◆ ◆ ◆ ◆ ◆

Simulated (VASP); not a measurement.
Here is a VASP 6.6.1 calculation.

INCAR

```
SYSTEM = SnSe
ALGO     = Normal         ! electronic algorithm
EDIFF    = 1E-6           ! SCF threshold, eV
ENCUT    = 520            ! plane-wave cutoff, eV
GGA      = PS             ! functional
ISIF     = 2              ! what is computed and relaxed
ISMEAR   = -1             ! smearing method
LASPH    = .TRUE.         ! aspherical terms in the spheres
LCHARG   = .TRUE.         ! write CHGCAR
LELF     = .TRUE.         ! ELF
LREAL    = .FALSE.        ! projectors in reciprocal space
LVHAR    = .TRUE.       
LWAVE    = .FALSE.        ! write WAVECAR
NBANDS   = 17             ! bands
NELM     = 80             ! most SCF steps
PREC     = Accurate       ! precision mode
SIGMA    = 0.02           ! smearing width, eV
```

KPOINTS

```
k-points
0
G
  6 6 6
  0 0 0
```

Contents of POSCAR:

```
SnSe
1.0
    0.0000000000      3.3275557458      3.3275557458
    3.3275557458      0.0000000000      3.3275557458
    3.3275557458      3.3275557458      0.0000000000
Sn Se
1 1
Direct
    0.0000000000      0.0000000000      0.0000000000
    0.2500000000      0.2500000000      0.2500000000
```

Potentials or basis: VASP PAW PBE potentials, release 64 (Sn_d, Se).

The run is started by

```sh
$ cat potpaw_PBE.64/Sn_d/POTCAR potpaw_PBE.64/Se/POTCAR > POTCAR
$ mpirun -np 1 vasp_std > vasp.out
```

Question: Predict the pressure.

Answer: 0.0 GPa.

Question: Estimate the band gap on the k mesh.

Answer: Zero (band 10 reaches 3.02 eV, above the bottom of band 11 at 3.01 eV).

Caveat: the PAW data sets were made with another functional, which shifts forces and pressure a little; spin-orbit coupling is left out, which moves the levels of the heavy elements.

◆ ◆ ◆ ◆ ◆

■ Work item:
Starting with the line with "Question: Predict the pressure." above and going on through the line with "Answer: Zero (band", transcribe every line exactly, both ends included, and add nothing.

■ Written answer:
Question: Predict the pressure.

Answer: 0.0 GPa.

Question: Estimate the band gap on the k mesh.

Answer: Zero (band 10 reaches 3.02 eV, above the bottom of band 11 at 3.01 eV).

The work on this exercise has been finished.